▶ [Exercise]: Start to finish, the listing must be rewritten exactly.

--------------------------------

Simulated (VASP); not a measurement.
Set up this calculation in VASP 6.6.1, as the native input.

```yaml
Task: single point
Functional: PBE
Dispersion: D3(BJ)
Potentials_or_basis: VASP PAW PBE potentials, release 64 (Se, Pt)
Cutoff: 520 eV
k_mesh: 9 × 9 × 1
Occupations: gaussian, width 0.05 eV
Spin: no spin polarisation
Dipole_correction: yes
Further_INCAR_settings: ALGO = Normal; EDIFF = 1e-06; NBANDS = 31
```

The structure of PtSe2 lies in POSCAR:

--------------------------------

▶ [Written response]:
Simulated (VASP); not a measurement.
Set up this calculation in VASP 6.6.1, as the native input.

```yaml
Task: single point
Functional: PBE
Dispersion: D3(BJ)
Potentials_or_basis: VASP PAW PBE potentials, release 64 (Se, Pt)
Cutoff: 520 eV
k_mesh: 9 × 9 × 1
Occupations: gaussian, width 0.05 eV
Spin: no spin polarisation
Dipole_correction: yes
Further_INCAR_settings: ALGO = Normal; EDIFF = 1e-06; NBANDS = 31
```

The structure of PtSe2 lies in POSCAR:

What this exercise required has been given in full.